> **WORK TASK**
For this listing, the lines between the one holding "waves, PAW |" and the one holding "7.8 | +0.08 |", inclusive, must be set down exactly.

> **DATA FOR ANALYSIS**
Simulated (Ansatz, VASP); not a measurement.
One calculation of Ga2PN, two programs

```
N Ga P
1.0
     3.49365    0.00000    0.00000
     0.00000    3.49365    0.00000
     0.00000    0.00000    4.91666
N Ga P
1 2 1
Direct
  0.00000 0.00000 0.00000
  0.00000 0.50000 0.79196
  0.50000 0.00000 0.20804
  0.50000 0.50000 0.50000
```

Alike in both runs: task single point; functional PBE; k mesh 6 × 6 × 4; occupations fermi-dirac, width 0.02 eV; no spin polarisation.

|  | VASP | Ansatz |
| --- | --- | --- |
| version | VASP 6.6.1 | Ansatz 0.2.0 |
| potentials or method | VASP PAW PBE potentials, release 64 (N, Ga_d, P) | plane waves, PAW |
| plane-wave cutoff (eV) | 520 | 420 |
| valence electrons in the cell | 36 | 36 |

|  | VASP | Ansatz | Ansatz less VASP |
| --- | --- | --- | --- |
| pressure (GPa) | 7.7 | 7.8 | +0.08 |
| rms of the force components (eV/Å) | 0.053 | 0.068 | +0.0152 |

> **TASK RESPONSE**
| potentials or method | VASP PAW PBE potentials, release 64 (N, Ga_d, P) | plane waves, PAW |
| plane-wave cutoff (eV) | 520 | 420 |
| valence electrons in the cell | 36 | 36 |

|  | VASP | Ansatz | Ansatz less VASP |
| --- | --- | --- | --- |
| pressure (GPa) | 7.7 | 7.8 | +0.08 |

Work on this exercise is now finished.